*Work request*
Print the listing below from its opening line through the line holding "The pressure is -5.2 GPa.", both ends included.

##############################

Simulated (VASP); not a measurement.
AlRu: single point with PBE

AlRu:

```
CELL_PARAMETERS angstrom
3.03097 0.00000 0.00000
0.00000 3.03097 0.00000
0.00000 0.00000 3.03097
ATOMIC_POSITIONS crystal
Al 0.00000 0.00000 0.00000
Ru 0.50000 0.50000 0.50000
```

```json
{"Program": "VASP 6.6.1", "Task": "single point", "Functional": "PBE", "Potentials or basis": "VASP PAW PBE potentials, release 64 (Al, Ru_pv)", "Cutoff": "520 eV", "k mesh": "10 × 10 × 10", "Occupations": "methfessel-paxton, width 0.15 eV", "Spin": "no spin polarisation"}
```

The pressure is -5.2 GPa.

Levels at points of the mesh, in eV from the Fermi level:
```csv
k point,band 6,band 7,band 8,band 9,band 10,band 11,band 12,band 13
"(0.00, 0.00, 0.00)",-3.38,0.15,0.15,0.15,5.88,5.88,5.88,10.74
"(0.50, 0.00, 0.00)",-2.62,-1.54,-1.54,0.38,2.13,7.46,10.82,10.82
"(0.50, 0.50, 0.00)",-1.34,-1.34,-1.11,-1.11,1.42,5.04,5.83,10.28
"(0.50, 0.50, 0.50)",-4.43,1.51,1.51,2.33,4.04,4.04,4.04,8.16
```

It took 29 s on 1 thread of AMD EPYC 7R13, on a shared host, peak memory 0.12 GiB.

##############################

*Answer space*
Simulated (VASP); not a measurement.
AlRu: single point with PBE

AlRu:

```
CELL_PARAMETERS angstrom
3.03097 0.00000 0.00000
0.00000 3.03097 0.00000
0.00000 0.00000 3.03097
ATOMIC_POSITIONS crystal
Al 0.00000 0.00000 0.00000
Ru 0.50000 0.50000 0.50000
```

```json
{"Program": "VASP 6.6.1", "Task": "single point", "Functional": "PBE", "Potentials or basis": "VASP PAW PBE potentials, release 64 (Al, Ru_pv)", "Cutoff": "520 eV", "k mesh": "10 × 10 × 10", "Occupations": "methfessel-paxton, width 0.15 eV", "Spin": "no spin polarisation"}
```

The pressure is -5.2 GPa.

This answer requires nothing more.